_Required action:_ Nothing is to be altered; the data must be repeated exactly.

(Dataset content)
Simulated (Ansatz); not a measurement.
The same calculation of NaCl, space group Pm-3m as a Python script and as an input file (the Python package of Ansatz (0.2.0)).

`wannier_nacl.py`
(End Dataset content)

_Exercise output:_
Simulated (Ansatz); not a measurement.
The same calculation of NaCl, space group Pm-3m as a Python script and as an input file (the Python package of Ansatz (0.2.0)).

`wannier_nacl.py`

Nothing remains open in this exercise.